Brief:
Starting with the line containing "This cell differs" and going on through the line containing "B. level PBE;", return the lines of the data below exactly, and only those.

Data to examine:

⟨

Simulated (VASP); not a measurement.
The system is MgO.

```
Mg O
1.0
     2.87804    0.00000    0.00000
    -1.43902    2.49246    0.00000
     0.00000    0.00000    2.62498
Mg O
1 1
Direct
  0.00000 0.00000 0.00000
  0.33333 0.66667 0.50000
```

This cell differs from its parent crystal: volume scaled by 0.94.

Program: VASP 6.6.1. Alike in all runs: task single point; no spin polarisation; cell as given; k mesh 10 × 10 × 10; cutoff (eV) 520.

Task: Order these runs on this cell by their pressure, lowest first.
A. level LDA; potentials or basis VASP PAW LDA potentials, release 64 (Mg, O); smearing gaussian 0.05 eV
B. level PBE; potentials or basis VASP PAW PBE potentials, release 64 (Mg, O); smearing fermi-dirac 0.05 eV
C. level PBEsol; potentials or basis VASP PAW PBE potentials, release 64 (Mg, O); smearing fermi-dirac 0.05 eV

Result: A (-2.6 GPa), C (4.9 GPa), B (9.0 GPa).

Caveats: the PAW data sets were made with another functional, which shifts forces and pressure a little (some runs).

⟩

Exercise result:
This cell differs from its parent crystal: volume scaled by 0.94.

Program: VASP 6.6.1. Alike in all runs: task single point; no spin polarisation; cell as given; k mesh 10 × 10 × 10; cutoff (eV) 520.

Task: Order these runs on this cell by their pressure, lowest first.
A. level LDA; potentials or basis VASP PAW LDA potentials, release 64 (Mg, O); smearing gaussian 0.05 eV
B. level PBE; potentials or basis VASP PAW PBE potentials, release 64 (Mg, O); smearing fermi-dirac 0.05 eV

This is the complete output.